───── Material shown

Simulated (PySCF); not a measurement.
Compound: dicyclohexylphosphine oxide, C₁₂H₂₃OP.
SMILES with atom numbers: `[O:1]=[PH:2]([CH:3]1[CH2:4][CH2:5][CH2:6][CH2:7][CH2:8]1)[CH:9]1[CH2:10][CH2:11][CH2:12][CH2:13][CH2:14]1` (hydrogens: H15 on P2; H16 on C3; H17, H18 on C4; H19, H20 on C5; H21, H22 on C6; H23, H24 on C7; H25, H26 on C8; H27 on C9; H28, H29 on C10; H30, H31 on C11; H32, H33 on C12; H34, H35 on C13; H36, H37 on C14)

──────────

Return every line above exactly as it stands.

**Task answer**:
Simulated (PySCF); not a measurement.
Compound: dicyclohexylphosphine oxide, C₁₂H₂₃OP.
SMILES with atom numbers: `[O:1]=[PH:2]([CH:3]1[CH2:4][CH2:5][CH2:6][CH2:7][CH2:8]1)[CH:9]1[CH2:10][CH2:11][CH2:12][CH2:13][CH2:14]1` (hydrogens: H15 on P2; H16 on C3; H17, H18 on C4; H19, H20 on C5; H21, H22 on C6; H23, H24 on C7; H25, H26 on C8; H27 on C9; H28, H29 on C10; H30, H31 on C11; H32, H33 on C12; H34, H35 on C13; H36, H37 on C14)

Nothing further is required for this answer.